The whole of the data must be transcribed exactly.

------------------------------
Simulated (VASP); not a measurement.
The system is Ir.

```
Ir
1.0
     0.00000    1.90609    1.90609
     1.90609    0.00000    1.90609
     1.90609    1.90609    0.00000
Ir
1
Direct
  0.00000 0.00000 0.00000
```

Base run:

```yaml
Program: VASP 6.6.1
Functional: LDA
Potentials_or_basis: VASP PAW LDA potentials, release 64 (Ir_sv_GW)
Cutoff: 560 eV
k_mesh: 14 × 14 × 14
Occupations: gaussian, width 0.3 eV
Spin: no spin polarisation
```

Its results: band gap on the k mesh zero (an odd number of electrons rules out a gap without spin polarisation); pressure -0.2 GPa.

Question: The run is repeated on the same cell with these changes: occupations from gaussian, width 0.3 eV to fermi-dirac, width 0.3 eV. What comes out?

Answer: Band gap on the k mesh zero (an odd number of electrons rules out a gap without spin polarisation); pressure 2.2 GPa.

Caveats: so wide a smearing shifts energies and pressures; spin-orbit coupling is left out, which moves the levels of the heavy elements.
------------------------------

RESULT -
Simulated (VASP); not a measurement.
The system is Ir.

```
Ir
1.0
     0.00000    1.90609    1.90609
     1.90609    0.00000    1.90609
     1.90609    1.90609    0.00000
Ir
1
Direct
  0.00000 0.00000 0.00000
```

Base run:

```yaml
Program: VASP 6.6.1
Functional: LDA
Potentials_or_basis: VASP PAW LDA potentials, release 64 (Ir_sv_GW)
Cutoff: 560 eV
k_mesh: 14 × 14 × 14
Occupations: gaussian, width 0.3 eV
Spin: no spin polarisation
```

Its results: band gap on the k mesh zero (an odd number of electrons rules out a gap without spin polarisation); pressure -0.2 GPa.

Question: The run is repeated on the same cell with these changes: occupations from gaussian, width 0.3 eV to fermi-dirac, width 0.3 eV. What comes out?

Answer: Band gap on the k mesh zero (an odd number of electrons rules out a gap without spin polarisation); pressure 2.2 GPa.

Caveats: so wide a smearing shifts energies and pressures; spin-orbit coupling is left out, which moves the levels of the heavy elements.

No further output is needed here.